Given entries: Begin
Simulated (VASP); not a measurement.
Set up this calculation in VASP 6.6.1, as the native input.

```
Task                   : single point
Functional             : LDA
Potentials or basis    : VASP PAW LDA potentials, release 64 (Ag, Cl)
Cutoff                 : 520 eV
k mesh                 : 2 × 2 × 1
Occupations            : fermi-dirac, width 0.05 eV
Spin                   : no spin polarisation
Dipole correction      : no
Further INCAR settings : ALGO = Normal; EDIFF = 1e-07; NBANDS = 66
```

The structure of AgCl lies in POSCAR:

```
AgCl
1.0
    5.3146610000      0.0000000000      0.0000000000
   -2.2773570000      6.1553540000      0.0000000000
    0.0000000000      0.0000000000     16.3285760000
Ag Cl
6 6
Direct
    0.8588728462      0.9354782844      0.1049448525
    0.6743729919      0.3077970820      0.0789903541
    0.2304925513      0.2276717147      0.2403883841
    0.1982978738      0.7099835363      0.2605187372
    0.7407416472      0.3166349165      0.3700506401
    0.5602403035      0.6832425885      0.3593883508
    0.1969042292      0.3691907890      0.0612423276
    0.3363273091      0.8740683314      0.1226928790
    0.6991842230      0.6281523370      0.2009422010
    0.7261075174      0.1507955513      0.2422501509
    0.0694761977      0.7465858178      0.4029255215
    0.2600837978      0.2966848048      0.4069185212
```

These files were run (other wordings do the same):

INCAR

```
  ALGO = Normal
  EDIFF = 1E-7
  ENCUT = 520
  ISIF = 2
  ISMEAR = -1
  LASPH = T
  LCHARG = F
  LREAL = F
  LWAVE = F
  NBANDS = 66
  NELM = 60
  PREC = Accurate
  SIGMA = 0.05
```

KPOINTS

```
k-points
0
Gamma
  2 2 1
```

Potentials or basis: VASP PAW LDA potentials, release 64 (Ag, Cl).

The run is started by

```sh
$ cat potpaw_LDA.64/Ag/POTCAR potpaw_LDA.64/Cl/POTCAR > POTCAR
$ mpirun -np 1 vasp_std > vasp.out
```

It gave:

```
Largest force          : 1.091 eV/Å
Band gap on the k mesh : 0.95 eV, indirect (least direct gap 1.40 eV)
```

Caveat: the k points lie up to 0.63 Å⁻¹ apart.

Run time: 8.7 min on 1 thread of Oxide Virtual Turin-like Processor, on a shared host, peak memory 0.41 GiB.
Given entries: End

## Work item:
Please output the exact lines of the records above, beginning with the first and stopping after the line that holds "Caveat: the k", and nothing else.

## Exercise output:
Simulated (VASP); not a measurement.
Set up this calculation in VASP 6.6.1, as the native input.

```
Task                   : single point
Functional             : LDA
Potentials or basis    : VASP PAW LDA potentials, release 64 (Ag, Cl)
Cutoff                 : 520 eV
k mesh                 : 2 × 2 × 1
Occupations            : fermi-dirac, width 0.05 eV
Spin                   : no spin polarisation
Dipole correction      : no
Further INCAR settings : ALGO = Normal; EDIFF = 1e-07; NBANDS = 66
```

The structure of AgCl lies in POSCAR:

```
AgCl
1.0
    5.3146610000      0.0000000000      0.0000000000
   -2.2773570000      6.1553540000      0.0000000000
    0.0000000000      0.0000000000     16.3285760000
Ag Cl
6 6
Direct
    0.8588728462      0.9354782844      0.1049448525
    0.6743729919      0.3077970820      0.0789903541
    0.2304925513      0.2276717147      0.2403883841
    0.1982978738      0.7099835363      0.2605187372
    0.7407416472      0.3166349165      0.3700506401
    0.5602403035      0.6832425885      0.3593883508
    0.1969042292      0.3691907890      0.0612423276
    0.3363273091      0.8740683314      0.1226928790
    0.6991842230      0.6281523370      0.2009422010
    0.7261075174      0.1507955513      0.2422501509
    0.0694761977      0.7465858178      0.4029255215
    0.2600837978      0.2966848048      0.4069185212
```

These files were run (other wordings do the same):

INCAR

```
  ALGO = Normal
  EDIFF = 1E-7
  ENCUT = 520
  ISIF = 2
  ISMEAR = -1
  LASPH = T
  LCHARG = F
  LREAL = F
  LWAVE = F
  NBANDS = 66
  NELM = 60
  PREC = Accurate
  SIGMA = 0.05
```

KPOINTS

```
k-points
0
Gamma
  2 2 1
```

Potentials or basis: VASP PAW LDA potentials, release 64 (Ag, Cl).

The run is started by

```sh
$ cat potpaw_LDA.64/Ag/POTCAR potpaw_LDA.64/Cl/POTCAR > POTCAR
$ mpirun -np 1 vasp_std > vasp.out
```

It gave:

```
Largest force          : 1.091 eV/Å
Band gap on the k mesh : 0.95 eV, indirect (least direct gap 1.40 eV)
```

Caveat: the k points lie up to 0.63 Å⁻¹ apart.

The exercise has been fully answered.